WORK REQUEST
Copy exactly the lines of the records below, and only those lines, beginning with the line that contains "Ansatz relaxed the" and ending with the line that contains "520 | 500 |".

GIVEN DATA
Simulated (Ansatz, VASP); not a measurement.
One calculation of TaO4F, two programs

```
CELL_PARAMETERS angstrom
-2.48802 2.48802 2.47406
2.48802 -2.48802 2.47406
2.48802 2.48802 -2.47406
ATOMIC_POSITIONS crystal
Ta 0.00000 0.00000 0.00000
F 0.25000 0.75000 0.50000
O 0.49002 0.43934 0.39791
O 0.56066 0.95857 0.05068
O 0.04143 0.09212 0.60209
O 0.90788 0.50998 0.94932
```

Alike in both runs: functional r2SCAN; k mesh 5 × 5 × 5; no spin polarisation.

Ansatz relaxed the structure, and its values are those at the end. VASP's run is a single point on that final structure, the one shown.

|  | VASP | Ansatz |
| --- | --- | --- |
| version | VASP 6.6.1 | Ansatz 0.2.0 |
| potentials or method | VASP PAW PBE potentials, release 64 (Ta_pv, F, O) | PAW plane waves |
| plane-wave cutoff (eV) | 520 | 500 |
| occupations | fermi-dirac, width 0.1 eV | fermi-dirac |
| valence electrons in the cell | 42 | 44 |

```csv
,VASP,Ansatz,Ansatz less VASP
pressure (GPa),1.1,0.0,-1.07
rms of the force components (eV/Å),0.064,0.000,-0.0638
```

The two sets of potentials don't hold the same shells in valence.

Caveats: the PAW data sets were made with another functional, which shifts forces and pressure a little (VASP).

EXERCISE RESULT
Ansatz relaxed the structure, and its values are those at the end. VASP's run is a single point on that final structure, the one shown.

|  | VASP | Ansatz |
| --- | --- | --- |
| version | VASP 6.6.1 | Ansatz 0.2.0 |
| potentials or method | VASP PAW PBE potentials, release 64 (Ta_pv, F, O) | PAW plane waves |
| plane-wave cutoff (eV) | 520 | 500 |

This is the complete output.